○ ○ ○

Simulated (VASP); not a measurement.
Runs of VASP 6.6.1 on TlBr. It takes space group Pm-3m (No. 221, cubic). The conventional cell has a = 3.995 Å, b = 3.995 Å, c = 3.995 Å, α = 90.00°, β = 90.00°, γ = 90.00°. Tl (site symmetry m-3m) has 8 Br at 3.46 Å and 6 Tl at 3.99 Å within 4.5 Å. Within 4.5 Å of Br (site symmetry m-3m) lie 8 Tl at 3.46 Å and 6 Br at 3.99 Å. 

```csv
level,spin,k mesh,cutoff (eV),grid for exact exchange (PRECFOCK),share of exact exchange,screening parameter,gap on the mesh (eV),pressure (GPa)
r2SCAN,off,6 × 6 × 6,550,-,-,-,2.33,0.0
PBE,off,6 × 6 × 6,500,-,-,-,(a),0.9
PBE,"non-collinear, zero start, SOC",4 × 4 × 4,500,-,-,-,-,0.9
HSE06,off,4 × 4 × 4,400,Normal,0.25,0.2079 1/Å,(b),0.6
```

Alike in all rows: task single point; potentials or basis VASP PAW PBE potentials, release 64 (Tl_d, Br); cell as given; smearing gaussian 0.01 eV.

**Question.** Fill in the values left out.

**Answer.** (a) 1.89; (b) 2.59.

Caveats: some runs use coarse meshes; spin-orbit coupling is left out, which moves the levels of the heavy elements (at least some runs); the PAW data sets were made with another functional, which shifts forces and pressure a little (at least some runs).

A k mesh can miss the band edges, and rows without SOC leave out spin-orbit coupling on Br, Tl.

○ ○ ○

## WORK TASK
Above are some records; copy exactly the lines from the one with "1.89; (b) 2.59." through the one with "Caveats: some runs", both included, and no others.

## TASK SOLUTION
**Answer.** (a) 1.89; (b) 2.59.

Caveats: some runs use coarse meshes; spin-orbit coupling is left out, which moves the levels of the heavy elements (at least some runs); the PAW data sets were made with another functional, which shifts forces and pressure a little (at least some runs).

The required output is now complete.